Assignment
Take the material below and restate it word for word, stopping after the line in which "Question: Predict the space" occurs.

Data to examine
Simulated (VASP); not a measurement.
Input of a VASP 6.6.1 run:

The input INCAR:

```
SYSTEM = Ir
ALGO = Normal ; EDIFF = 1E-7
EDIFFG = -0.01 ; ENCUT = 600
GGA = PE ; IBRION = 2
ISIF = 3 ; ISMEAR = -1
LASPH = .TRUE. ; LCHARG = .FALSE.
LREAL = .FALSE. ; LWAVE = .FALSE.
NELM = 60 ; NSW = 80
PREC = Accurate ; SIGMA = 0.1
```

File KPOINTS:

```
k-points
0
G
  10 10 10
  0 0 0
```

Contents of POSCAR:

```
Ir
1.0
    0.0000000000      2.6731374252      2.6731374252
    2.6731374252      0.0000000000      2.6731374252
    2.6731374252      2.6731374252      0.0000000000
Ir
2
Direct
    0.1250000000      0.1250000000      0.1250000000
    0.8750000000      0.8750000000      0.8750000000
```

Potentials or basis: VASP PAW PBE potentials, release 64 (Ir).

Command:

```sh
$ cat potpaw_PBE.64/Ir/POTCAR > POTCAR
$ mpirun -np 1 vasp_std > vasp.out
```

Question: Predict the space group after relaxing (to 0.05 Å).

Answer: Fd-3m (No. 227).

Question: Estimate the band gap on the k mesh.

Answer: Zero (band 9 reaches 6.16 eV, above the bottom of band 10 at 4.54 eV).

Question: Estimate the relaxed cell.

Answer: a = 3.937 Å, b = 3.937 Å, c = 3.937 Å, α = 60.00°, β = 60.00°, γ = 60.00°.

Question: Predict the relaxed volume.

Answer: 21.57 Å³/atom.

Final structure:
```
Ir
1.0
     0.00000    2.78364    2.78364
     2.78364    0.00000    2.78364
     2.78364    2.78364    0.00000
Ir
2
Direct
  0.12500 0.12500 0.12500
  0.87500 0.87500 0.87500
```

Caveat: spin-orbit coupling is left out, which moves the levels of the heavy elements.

Exercise answer
Simulated (VASP); not a measurement.
Input of a VASP 6.6.1 run:

The input INCAR:

```
SYSTEM = Ir
ALGO = Normal ; EDIFF = 1E-7
EDIFFG = -0.01 ; ENCUT = 600
GGA = PE ; IBRION = 2
ISIF = 3 ; ISMEAR = -1
LASPH = .TRUE. ; LCHARG = .FALSE.
LREAL = .FALSE. ; LWAVE = .FALSE.
NELM = 60 ; NSW = 80
PREC = Accurate ; SIGMA = 0.1
```

File KPOINTS:

```
k-points
0
G
  10 10 10
  0 0 0
```

Contents of POSCAR:

```
Ir
1.0
    0.0000000000      2.6731374252      2.6731374252
    2.6731374252      0.0000000000      2.6731374252
    2.6731374252      2.6731374252      0.0000000000
Ir
2
Direct
    0.1250000000      0.1250000000      0.1250000000
    0.8750000000      0.8750000000      0.8750000000
```

Potentials or basis: VASP PAW PBE potentials, release 64 (Ir).

Command:

```sh
$ cat potpaw_PBE.64/Ir/POTCAR > POTCAR
$ mpirun -np 1 vasp_std > vasp.out
```

Question: Predict the space group after relaxing (to 0.05 Å).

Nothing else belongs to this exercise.